** Opening SOURCE INFORMATION block **

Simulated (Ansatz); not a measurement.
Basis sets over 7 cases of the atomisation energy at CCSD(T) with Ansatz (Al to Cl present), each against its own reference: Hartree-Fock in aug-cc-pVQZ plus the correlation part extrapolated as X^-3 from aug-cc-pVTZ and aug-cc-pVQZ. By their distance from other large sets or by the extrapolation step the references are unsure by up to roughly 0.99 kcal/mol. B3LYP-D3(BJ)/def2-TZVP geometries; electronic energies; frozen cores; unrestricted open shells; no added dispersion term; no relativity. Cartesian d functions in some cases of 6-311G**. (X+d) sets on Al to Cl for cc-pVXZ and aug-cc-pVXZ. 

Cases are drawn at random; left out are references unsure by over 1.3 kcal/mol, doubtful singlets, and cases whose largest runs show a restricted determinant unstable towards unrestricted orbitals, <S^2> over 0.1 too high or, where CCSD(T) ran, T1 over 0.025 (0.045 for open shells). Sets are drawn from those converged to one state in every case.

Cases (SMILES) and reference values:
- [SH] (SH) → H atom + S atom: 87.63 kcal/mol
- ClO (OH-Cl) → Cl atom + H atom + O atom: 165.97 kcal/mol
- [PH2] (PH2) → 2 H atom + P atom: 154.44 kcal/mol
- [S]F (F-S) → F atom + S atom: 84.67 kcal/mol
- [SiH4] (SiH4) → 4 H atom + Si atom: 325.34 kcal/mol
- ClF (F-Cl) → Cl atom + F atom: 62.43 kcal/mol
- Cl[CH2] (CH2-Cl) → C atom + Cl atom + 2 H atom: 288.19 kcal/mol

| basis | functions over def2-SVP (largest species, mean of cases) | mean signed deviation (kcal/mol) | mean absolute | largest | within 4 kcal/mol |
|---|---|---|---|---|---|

** Closing SOURCE INFORMATION block **

Set every line down again exactly. Begin with the first line of the entries and finish with the line containing "- [S]F (F-S) → F".

Simulated (Ansatz); not a measurement.
Basis sets over 7 cases of the atomisation energy at CCSD(T) with Ansatz (Al to Cl present), each against its own reference: Hartree-Fock in aug-cc-pVQZ plus the correlation part extrapolated as X^-3 from aug-cc-pVTZ and aug-cc-pVQZ. By their distance from other large sets or by the extrapolation step the references are unsure by up to roughly 0.99 kcal/mol. B3LYP-D3(BJ)/def2-TZVP geometries; electronic energies; frozen cores; unrestricted open shells; no added dispersion term; no relativity. Cartesian d functions in some cases of 6-311G**. (X+d) sets on Al to Cl for cc-pVXZ and aug-cc-pVXZ. 

Cases are drawn at random; left out are references unsure by over 1.3 kcal/mol, doubtful singlets, and cases whose largest runs show a restricted determinant unstable towards unrestricted orbitals, <S^2> over 0.1 too high or, where CCSD(T) ran, T1 over 0.025 (0.045 for open shells). Sets are drawn from those converged to one state in every case.

Cases (SMILES) and reference values:
- [SH] (SH) → H atom + S atom: 87.63 kcal/mol
- ClO (OH-Cl) → Cl atom + H atom + O atom: 165.97 kcal/mol
- [PH2] (PH2) → 2 H atom + P atom: 154.44 kcal/mol
- [S]F (F-S) → F atom + S atom: 84.67 kcal/mol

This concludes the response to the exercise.